▸ **Brief**
Write out each entry, exactly the way it appears.

─── Information

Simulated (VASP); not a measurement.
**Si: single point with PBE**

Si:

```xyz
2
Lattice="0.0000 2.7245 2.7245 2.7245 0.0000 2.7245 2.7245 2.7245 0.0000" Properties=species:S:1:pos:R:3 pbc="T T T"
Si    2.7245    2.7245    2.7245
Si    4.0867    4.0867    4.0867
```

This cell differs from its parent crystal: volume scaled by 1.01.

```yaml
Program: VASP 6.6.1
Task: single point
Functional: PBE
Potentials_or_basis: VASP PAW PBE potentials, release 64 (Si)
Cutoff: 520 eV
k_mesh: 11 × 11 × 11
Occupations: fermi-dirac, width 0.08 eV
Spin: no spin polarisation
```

──────

▸ **Task answer**
Simulated (VASP); not a measurement.
**Si: single point with PBE**

Si:

```xyz
2
Lattice="0.0000 2.7245 2.7245 2.7245 0.0000 2.7245 2.7245 2.7245 0.0000" Properties=species:S:1:pos:R:3 pbc="T T T"
Si    2.7245    2.7245    2.7245
Si    4.0867    4.0867    4.0867
```

This cell differs from its parent crystal: volume scaled by 1.01.

```yaml
Program: VASP 6.6.1
Task: single point
Functional: PBE
Potentials_or_basis: VASP PAW PBE potentials, release 64 (Si)
Cutoff: 520 eV
k_mesh: 11 × 11 × 11
Occupations: fermi-dirac, width 0.08 eV
Spin: no spin polarisation
```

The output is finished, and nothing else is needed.